_Material shown_
● ● ● ●
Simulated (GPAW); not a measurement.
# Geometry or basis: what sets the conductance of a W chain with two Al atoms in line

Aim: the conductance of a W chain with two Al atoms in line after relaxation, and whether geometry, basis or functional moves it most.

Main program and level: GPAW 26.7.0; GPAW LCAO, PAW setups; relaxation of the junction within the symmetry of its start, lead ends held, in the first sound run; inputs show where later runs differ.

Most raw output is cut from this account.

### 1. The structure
● ● ● ●

_Work task_
All entries are to be retyped with no difference from the original.

_Answer box_
Simulated (GPAW); not a measurement.
# Geometry or basis: what sets the conductance of a W chain with two Al atoms in line

Aim: the conductance of a W chain with two Al atoms in line after relaxation, and whether geometry, basis or functional moves it most.

Main program and level: GPAW 26.7.0; GPAW LCAO, PAW setups; relaxation of the junction within the symmetry of its start, lead ends held, in the first sound run; inputs show where later runs differ.

Most raw output is cut from this account.

### 1. The structure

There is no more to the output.